◆ **Work instruction**
Your answer should be the exact lines of the data below from the one containing "8.96; O 5.01 |" through the one containing "12 | band 13 |"; please include nothing else.

━━━━━ Excerpted data
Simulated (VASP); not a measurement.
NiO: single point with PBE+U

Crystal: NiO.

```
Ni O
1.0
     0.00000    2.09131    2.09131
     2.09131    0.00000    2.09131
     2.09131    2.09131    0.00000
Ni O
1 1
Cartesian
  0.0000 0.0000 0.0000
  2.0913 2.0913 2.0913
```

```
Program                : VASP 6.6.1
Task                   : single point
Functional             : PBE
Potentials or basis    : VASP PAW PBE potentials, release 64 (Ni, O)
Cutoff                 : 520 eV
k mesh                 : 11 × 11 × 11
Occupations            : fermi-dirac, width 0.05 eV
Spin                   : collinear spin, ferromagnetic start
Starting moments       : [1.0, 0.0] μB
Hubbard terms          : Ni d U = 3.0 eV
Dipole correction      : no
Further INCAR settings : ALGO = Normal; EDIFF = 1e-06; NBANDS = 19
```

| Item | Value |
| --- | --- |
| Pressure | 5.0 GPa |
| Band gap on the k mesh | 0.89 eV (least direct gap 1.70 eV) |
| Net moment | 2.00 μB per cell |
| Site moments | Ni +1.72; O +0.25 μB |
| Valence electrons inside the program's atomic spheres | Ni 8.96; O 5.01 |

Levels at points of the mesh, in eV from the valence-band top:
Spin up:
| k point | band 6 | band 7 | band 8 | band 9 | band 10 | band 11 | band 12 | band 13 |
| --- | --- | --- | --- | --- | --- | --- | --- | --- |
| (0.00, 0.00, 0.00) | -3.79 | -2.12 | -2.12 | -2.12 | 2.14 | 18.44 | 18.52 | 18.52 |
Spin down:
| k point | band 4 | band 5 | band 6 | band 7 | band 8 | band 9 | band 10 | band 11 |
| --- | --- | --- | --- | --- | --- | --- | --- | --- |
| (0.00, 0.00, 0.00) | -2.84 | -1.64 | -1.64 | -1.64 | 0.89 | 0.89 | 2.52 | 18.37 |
━━━━━━━━━━

◆ **Response area**
| Valence electrons inside the program's atomic spheres | Ni 8.96; O 5.01 |

Levels at points of the mesh, in eV from the valence-band top:
Spin up:
| k point | band 6 | band 7 | band 8 | band 9 | band 10 | band 11 | band 12 | band 13 |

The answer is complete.